→ Dataset content:
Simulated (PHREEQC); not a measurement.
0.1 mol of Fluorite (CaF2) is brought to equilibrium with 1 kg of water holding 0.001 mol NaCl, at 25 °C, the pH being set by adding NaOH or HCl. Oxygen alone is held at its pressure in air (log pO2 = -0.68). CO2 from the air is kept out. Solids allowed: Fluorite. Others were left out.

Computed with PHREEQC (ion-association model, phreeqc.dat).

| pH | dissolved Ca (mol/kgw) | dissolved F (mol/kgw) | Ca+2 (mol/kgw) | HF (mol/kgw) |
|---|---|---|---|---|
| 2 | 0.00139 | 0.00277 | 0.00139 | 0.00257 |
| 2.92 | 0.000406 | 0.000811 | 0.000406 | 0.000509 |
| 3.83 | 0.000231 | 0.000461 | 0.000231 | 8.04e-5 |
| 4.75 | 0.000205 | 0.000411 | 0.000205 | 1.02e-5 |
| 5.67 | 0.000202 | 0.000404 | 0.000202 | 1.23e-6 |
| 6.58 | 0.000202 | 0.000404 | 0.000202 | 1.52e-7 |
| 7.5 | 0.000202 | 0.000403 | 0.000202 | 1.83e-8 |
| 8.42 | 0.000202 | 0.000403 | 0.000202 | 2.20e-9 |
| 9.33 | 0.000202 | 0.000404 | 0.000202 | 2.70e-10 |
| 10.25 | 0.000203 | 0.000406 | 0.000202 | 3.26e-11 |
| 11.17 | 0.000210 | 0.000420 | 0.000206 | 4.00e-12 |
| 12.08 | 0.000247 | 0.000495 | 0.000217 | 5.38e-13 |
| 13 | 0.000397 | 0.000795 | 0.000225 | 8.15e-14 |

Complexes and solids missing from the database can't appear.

→ Work instruction: The range runs from the line above containing "0.000205 | 1.02e-5 |" to the line containing "0.000225 | 8.15e-14 |", inclusive. Restate those lines word for word and no others.

→ Answer space:
| 4.75 | 0.000205 | 0.000411 | 0.000205 | 1.02e-5 |
| 5.67 | 0.000202 | 0.000404 | 0.000202 | 1.23e-6 |
| 6.58 | 0.000202 | 0.000404 | 0.000202 | 1.52e-7 |
| 7.5 | 0.000202 | 0.000403 | 0.000202 | 1.83e-8 |
| 8.42 | 0.000202 | 0.000403 | 0.000202 | 2.20e-9 |
| 9.33 | 0.000202 | 0.000404 | 0.000202 | 2.70e-10 |
| 10.25 | 0.000203 | 0.000406 | 0.000202 | 3.26e-11 |
| 11.17 | 0.000210 | 0.000420 | 0.000206 | 4.00e-12 |
| 12.08 | 0.000247 | 0.000495 | 0.000217 | 5.38e-13 |
| 13 | 0.000397 | 0.000795 | 0.000225 | 8.15e-14 |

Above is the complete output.